**Exercise:** Starting at the first line, reproduce the listing below in full, exactly as given.

**Information given:**
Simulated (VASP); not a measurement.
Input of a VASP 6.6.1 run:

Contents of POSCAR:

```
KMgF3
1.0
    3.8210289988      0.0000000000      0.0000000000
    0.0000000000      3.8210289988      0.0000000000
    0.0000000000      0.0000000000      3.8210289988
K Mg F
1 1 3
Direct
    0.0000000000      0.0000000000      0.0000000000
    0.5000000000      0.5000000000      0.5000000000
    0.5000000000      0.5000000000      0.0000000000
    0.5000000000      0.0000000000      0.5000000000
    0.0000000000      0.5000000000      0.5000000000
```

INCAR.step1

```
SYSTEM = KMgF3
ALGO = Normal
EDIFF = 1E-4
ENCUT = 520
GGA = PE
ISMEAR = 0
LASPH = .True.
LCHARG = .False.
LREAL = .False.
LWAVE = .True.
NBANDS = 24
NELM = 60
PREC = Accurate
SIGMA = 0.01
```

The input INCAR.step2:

**Answer space:**
Simulated (VASP); not a measurement.
Input of a VASP 6.6.1 run:

Contents of POSCAR:

```
KMgF3
1.0
    3.8210289988      0.0000000000      0.0000000000
    0.0000000000      3.8210289988      0.0000000000
    0.0000000000      0.0000000000      3.8210289988
K Mg F
1 1 3
Direct
    0.0000000000      0.0000000000      0.0000000000
    0.5000000000      0.5000000000      0.5000000000
    0.5000000000      0.5000000000      0.0000000000
    0.5000000000      0.0000000000      0.5000000000
    0.0000000000      0.5000000000      0.5000000000
```

INCAR.step1

```
SYSTEM = KMgF3
ALGO = Normal
EDIFF = 1E-4
ENCUT = 520
GGA = PE
ISMEAR = 0
LASPH = .True.
LCHARG = .False.
LREAL = .False.
LWAVE = .True.
NBANDS = 24
NELM = 60
PREC = Accurate
SIGMA = 0.01
```

The input INCAR.step2:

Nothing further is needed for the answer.